....................
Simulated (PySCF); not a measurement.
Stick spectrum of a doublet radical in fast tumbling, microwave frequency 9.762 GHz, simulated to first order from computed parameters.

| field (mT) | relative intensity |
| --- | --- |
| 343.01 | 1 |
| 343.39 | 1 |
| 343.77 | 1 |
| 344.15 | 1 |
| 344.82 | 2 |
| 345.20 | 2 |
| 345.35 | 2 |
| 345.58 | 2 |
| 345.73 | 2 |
....................

TASK ITEM: Write the material out again in full, leaving no line out.

RESPONSE BOX:
Simulated (PySCF); not a measurement.
Stick spectrum of a doublet radical in fast tumbling, microwave frequency 9.762 GHz, simulated to first order from computed parameters.

| field (mT) | relative intensity |
| --- | --- |
| 343.01 | 1 |
| 343.39 | 1 |
| 343.77 | 1 |
| 344.15 | 1 |
| 344.82 | 2 |
| 345.20 | 2 |
| 345.35 | 2 |
| 345.58 | 2 |
| 345.73 | 2 |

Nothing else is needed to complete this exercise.